Task item | Could you repeat every record below exactly as written?

[Records supplied — start]

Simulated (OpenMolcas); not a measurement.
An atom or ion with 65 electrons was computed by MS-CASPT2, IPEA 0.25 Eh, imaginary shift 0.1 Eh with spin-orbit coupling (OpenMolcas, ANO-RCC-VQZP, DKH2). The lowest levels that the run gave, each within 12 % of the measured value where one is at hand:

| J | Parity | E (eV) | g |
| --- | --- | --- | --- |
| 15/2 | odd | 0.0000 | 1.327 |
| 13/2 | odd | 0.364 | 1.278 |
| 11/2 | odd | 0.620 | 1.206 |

[Records supplied — finish]

Worked solution |
Simulated (OpenMolcas); not a measurement.
An atom or ion with 65 electrons was computed by MS-CASPT2, IPEA 0.25 Eh, imaginary shift 0.1 Eh with spin-orbit coupling (OpenMolcas, ANO-RCC-VQZP, DKH2). The lowest levels that the run gave, each within 12 % of the measured value where one is at hand:

| J | Parity | E (eV) | g |
| --- | --- | --- | --- |
| 15/2 | odd | 0.0000 | 1.327 |
| 13/2 | odd | 0.364 | 1.278 |
| 11/2 | odd | 0.620 | 1.206 |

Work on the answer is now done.